● Requirement:
Copy out all of the entries, keeping every word the same.

START Excerpted data

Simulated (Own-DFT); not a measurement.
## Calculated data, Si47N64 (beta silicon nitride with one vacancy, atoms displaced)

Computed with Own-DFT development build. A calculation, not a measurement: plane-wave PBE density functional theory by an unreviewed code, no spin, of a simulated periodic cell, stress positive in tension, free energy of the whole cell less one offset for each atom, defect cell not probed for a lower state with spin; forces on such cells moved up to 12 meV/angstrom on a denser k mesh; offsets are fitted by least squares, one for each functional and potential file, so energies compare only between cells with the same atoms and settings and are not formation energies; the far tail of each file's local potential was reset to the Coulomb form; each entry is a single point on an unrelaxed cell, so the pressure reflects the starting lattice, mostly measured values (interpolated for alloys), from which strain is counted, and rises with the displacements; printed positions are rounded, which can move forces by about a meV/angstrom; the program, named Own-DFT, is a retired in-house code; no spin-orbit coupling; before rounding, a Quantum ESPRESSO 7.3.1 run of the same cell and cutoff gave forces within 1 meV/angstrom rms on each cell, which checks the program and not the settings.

END Excerpted data

● Exercise answer:
Simulated (Own-DFT); not a measurement.
## Calculated data, Si47N64 (beta silicon nitride with one vacancy, atoms displaced)

Computed with Own-DFT development build. A calculation, not a measurement: plane-wave PBE density functional theory by an unreviewed code, no spin, of a simulated periodic cell, stress positive in tension, free energy of the whole cell less one offset for each atom, defect cell not probed for a lower state with spin; forces on such cells moved up to 12 meV/angstrom on a denser k mesh; offsets are fitted by least squares, one for each functional and potential file, so energies compare only between cells with the same atoms and settings and are not formation energies; the far tail of each file's local potential was reset to the Coulomb form; each entry is a single point on an unrelaxed cell, so the pressure reflects the starting lattice, mostly measured values (interpolated for alloys), from which strain is counted, and rises with the displacements; printed positions are rounded, which can move forces by about a meV/angstrom; the program, named Own-DFT, is a retired in-house code; no spin-orbit coupling; before rounding, a Quantum ESPRESSO 7.3.1 run of the same cell and cutoff gave forces within 1 meV/angstrom rms on each cell, which checks the program and not the settings.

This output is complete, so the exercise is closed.